§ **ACTIVITY**
Start at the top of the records below and copy them exactly to the end.

§ **MATERIAL PROVIDED**
# # # #
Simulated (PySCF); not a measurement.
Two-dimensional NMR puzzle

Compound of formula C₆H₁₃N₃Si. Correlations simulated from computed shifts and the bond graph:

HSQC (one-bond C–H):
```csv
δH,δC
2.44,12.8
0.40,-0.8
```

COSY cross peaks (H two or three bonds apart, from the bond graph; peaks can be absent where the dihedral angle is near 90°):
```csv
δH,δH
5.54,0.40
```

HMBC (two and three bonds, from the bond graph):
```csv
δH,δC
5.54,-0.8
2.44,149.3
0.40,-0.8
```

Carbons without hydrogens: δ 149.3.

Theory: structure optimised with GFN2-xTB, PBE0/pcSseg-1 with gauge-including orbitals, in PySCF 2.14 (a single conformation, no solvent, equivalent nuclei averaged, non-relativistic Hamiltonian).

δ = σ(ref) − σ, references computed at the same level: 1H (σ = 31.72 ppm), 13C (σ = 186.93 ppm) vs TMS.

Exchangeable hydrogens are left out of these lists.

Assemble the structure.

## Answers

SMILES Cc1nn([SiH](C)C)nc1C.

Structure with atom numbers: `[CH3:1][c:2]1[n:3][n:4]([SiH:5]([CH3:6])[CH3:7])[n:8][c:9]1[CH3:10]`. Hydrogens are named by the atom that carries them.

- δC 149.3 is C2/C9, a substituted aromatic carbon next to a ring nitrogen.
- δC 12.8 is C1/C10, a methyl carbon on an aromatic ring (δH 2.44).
# # # #

§ **TASK ANSWER**
Simulated (PySCF); not a measurement.
Two-dimensional NMR puzzle

Compound of formula C₆H₁₃N₃Si. Correlations simulated from computed shifts and the bond graph:

HSQC (one-bond C–H):
```csv
δH,δC
2.44,12.8
0.40,-0.8
```

COSY cross peaks (H two or three bonds apart, from the bond graph; peaks can be absent where the dihedral angle is near 90°):
```csv
δH,δH
5.54,0.40
```

HMBC (two and three bonds, from the bond graph):
```csv
δH,δC
5.54,-0.8
2.44,149.3
0.40,-0.8
```

Carbons without hydrogens: δ 149.3.

Theory: structure optimised with GFN2-xTB, PBE0/pcSseg-1 with gauge-including orbitals, in PySCF 2.14 (a single conformation, no solvent, equivalent nuclei averaged, non-relativistic Hamiltonian).

δ = σ(ref) − σ, references computed at the same level: 1H (σ = 31.72 ppm), 13C (σ = 186.93 ppm) vs TMS.

Exchangeable hydrogens are left out of these lists.

Assemble the structure.

## Answers

SMILES Cc1nn([SiH](C)C)nc1C.

Structure with atom numbers: `[CH3:1][c:2]1[n:3][n:4]([SiH:5]([CH3:6])[CH3:7])[n:8][c:9]1[CH3:10]`. Hydrogens are named by the atom that carries them.

- δC 149.3 is C2/C9, a substituted aromatic carbon next to a ring nitrogen.
- δC 12.8 is C1/C10, a methyl carbon on an aromatic ring (δH 2.44).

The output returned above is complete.